▬▬▬▬▬▬
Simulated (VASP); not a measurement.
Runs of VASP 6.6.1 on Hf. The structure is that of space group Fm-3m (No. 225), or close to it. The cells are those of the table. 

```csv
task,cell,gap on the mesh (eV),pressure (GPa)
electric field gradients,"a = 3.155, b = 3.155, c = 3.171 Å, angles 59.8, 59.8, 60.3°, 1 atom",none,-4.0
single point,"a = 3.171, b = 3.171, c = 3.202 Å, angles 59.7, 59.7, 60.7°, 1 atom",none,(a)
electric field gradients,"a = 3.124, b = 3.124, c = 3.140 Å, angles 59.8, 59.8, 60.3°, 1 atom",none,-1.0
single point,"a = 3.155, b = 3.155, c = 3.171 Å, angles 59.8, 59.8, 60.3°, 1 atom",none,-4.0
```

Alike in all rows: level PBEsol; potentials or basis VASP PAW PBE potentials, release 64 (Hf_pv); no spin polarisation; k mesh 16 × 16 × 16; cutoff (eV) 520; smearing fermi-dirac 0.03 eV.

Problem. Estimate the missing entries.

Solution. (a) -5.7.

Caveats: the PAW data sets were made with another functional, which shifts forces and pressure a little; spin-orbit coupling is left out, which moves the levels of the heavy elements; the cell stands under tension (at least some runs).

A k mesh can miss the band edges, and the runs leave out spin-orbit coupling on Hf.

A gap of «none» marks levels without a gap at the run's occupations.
▬▬▬▬▬▬

Action item »
Each line between the start of the listing above and the line containing "Solution. (a) -5.7.", with both ends counted, is to be set down unchanged.

Response area »
Simulated (VASP); not a measurement.
Runs of VASP 6.6.1 on Hf. The structure is that of space group Fm-3m (No. 225), or close to it. The cells are those of the table. 

```csv
task,cell,gap on the mesh (eV),pressure (GPa)
electric field gradients,"a = 3.155, b = 3.155, c = 3.171 Å, angles 59.8, 59.8, 60.3°, 1 atom",none,-4.0
single point,"a = 3.171, b = 3.171, c = 3.202 Å, angles 59.7, 59.7, 60.7°, 1 atom",none,(a)
electric field gradients,"a = 3.124, b = 3.124, c = 3.140 Å, angles 59.8, 59.8, 60.3°, 1 atom",none,-1.0
single point,"a = 3.155, b = 3.155, c = 3.171 Å, angles 59.8, 59.8, 60.3°, 1 atom",none,-4.0
```

Alike in all rows: level PBEsol; potentials or basis VASP PAW PBE potentials, release 64 (Hf_pv); no spin polarisation; k mesh 16 × 16 × 16; cutoff (eV) 520; smearing fermi-dirac 0.03 eV.

Problem. Estimate the missing entries.

Solution. (a) -5.7.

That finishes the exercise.